→ DATASET ENTRIES:
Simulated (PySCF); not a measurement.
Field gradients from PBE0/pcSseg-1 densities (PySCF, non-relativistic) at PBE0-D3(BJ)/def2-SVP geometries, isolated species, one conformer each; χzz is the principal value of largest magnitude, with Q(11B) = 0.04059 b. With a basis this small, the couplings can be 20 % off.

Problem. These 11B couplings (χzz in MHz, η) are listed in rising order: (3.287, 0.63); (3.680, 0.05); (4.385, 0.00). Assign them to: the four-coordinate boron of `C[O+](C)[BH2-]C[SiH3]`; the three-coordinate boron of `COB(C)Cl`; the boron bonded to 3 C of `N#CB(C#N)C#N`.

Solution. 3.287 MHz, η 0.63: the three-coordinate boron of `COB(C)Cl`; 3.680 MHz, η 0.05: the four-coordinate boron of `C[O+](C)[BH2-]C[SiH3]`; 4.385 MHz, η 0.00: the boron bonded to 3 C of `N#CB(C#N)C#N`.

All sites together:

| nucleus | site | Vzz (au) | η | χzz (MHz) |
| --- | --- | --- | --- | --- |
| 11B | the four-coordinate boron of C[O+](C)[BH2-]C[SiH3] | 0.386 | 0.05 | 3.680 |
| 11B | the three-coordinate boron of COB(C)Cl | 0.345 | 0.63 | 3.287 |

→ ACTION ITEM: What you return must match the listing exactly, line for line.

→ EXERCISE RESPONSE:
Simulated (PySCF); not a measurement.
Field gradients from PBE0/pcSseg-1 densities (PySCF, non-relativistic) at PBE0-D3(BJ)/def2-SVP geometries, isolated species, one conformer each; χzz is the principal value of largest magnitude, with Q(11B) = 0.04059 b. With a basis this small, the couplings can be 20 % off.

Problem. These 11B couplings (χzz in MHz, η) are listed in rising order: (3.287, 0.63); (3.680, 0.05); (4.385, 0.00). Assign them to: the four-coordinate boron of `C[O+](C)[BH2-]C[SiH3]`; the three-coordinate boron of `COB(C)Cl`; the boron bonded to 3 C of `N#CB(C#N)C#N`.

Solution. 3.287 MHz, η 0.63: the three-coordinate boron of `COB(C)Cl`; 3.680 MHz, η 0.05: the four-coordinate boron of `C[O+](C)[BH2-]C[SiH3]`; 4.385 MHz, η 0.00: the boron bonded to 3 C of `N#CB(C#N)C#N`.

All sites together:

| nucleus | site | Vzz (au) | η | χzz (MHz) |
| --- | --- | --- | --- | --- |
| 11B | the four-coordinate boron of C[O+](C)[BH2-]C[SiH3] | 0.386 | 0.05 | 3.680 |
| 11B | the three-coordinate boron of COB(C)Cl | 0.345 | 0.63 | 3.287 |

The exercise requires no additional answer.